* _Exercise_: Reproduce, exactly, the lines of the material below from the line containing "Q: Where do the frontier orbitals lie?" through the line containing "A: 1.08 eV.", with both end lines included and nothing else.

* _Entries shown_:
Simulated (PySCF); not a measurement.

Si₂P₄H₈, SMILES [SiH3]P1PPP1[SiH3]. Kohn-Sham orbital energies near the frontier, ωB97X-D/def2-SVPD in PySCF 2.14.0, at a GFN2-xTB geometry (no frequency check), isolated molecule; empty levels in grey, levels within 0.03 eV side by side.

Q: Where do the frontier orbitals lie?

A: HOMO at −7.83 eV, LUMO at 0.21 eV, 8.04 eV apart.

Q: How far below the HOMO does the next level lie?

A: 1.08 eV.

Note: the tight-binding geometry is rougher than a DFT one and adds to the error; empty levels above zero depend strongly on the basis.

* _Task solution_:
Q: Where do the frontier orbitals lie?

A: HOMO at −7.83 eV, LUMO at 0.21 eV, 8.04 eV apart.

Q: How far below the HOMO does the next level lie?

A: 1.08 eV.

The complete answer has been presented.